═════ Raw data ═════
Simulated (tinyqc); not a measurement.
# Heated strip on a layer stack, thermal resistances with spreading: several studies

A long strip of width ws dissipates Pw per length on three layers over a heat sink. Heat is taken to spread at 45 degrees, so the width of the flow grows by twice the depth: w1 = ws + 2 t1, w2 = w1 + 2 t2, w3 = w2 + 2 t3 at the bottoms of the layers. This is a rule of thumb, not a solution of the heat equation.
═════

● **Required action**:
Produce the records once again, exactly as they stand above.

● **Answer box**:
Simulated (tinyqc); not a measurement.
# Heated strip on a layer stack, thermal resistances with spreading: several studies

A long strip of width ws dissipates Pw per length on three layers over a heat sink. Heat is taken to spread at 45 degrees, so the width of the flow grows by twice the depth: w1 = ws + 2 t1, w2 = w1 + 2 t2, w3 = w2 + 2 t3 at the bottoms of the layers. This is a rule of thumb, not a solution of the heat equation.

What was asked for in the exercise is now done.